Assignment. Beneath this task is a listing; retype all of it exactly.

Information.
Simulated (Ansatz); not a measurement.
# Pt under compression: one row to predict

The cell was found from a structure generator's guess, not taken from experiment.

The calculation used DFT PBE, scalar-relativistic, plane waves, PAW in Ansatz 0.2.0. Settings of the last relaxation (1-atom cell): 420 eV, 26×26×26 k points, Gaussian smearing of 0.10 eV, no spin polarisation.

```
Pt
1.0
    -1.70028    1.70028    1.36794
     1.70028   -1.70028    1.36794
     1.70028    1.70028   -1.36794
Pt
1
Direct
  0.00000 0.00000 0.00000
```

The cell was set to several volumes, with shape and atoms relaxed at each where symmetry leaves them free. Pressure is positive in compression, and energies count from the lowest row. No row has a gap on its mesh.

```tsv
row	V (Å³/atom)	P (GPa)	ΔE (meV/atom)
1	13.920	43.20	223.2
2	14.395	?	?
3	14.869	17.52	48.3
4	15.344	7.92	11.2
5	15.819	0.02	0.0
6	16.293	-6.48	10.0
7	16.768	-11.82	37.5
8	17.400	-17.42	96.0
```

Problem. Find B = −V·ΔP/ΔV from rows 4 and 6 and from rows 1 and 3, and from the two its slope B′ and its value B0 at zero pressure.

Task solution.
Simulated (Ansatz); not a measurement.
# Pt under compression: one row to predict

The cell was found from a structure generator's guess, not taken from experiment.

The calculation used DFT PBE, scalar-relativistic, plane waves, PAW in Ansatz 0.2.0. Settings of the last relaxation (1-atom cell): 420 eV, 26×26×26 k points, Gaussian smearing of 0.10 eV, no spin polarisation.

```
Pt
1.0
    -1.70028    1.70028    1.36794
     1.70028   -1.70028    1.36794
     1.70028    1.70028   -1.36794
Pt
1
Direct
  0.00000 0.00000 0.00000
```

The cell was set to several volumes, with shape and atoms relaxed at each where symmetry leaves them free. Pressure is positive in compression, and energies count from the lowest row. No row has a gap on its mesh.

```tsv
row	V (Å³/atom)	P (GPa)	ΔE (meV/atom)
1	13.920	43.20	223.2
2	14.395	?	?
3	14.869	17.52	48.3
4	15.344	7.92	11.2
5	15.819	0.02	0.0
6	16.293	-6.48	10.0
7	16.768	-11.82	37.5
8	17.400	-17.42	96.0
```

Problem. Find B = −V·ΔP/ΔV from rows 4 and 6 and from rows 1 and 3, and from the two its slope B′ and its value B0 at zero pressure.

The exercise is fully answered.